────────────────

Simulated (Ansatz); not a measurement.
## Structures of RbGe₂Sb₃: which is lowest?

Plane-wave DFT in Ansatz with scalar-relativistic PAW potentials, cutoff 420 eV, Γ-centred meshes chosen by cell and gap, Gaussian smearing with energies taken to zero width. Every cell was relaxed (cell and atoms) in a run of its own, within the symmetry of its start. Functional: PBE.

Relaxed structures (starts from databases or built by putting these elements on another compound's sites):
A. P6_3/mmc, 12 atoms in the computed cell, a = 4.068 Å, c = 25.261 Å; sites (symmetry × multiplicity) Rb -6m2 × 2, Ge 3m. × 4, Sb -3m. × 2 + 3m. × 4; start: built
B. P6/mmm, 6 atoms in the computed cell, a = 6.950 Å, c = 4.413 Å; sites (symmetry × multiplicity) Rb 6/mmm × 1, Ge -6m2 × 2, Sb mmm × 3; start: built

────────────────

Exercise:
Each record is to be repeated exactly.

Written reply:
Simulated (Ansatz); not a measurement.
## Structures of RbGe₂Sb₃: which is lowest?

Plane-wave DFT in Ansatz with scalar-relativistic PAW potentials, cutoff 420 eV, Γ-centred meshes chosen by cell and gap, Gaussian smearing with energies taken to zero width. Every cell was relaxed (cell and atoms) in a run of its own, within the symmetry of its start. Functional: PBE.

Relaxed structures (starts from databases or built by putting these elements on another compound's sites):
A. P6_3/mmc, 12 atoms in the computed cell, a = 4.068 Å, c = 25.261 Å; sites (symmetry × multiplicity) Rb -6m2 × 2, Ge 3m. × 4, Sb -3m. × 2 + 3m. × 4; start: built
B. P6/mmm, 6 atoms in the computed cell, a = 6.950 Å, c = 4.413 Å; sites (symmetry × multiplicity) Rb 6/mmm × 1, Ge -6m2 × 2, Sb mmm × 3; start: built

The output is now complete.